GIVEN INFORMATION:
------------------------
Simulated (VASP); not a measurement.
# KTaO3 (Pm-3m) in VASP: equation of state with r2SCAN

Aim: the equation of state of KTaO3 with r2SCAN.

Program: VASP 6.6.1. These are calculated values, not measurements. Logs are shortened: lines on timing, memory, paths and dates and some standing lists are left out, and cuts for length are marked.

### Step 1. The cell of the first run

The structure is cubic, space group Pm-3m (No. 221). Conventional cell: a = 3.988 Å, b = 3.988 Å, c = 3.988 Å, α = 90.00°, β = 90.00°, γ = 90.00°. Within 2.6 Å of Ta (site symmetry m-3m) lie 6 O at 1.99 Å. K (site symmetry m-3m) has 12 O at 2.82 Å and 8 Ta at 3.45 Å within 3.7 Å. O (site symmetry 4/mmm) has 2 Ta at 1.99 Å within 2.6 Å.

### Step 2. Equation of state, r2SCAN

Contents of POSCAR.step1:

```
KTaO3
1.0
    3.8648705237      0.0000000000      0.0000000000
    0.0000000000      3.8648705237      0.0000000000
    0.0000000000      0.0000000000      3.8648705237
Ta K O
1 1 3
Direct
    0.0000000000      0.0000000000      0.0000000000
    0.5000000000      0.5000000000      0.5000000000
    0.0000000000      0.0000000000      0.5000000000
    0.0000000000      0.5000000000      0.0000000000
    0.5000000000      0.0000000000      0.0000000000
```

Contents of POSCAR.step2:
------------------------

BRIEF:
From the first line of the data through the line with "Aim: the equation", quote each line exactly and add nothing else.

RESPONSE:
Simulated (VASP); not a measurement.
# KTaO3 (Pm-3m) in VASP: equation of state with r2SCAN

Aim: the equation of state of KTaO3 with r2SCAN.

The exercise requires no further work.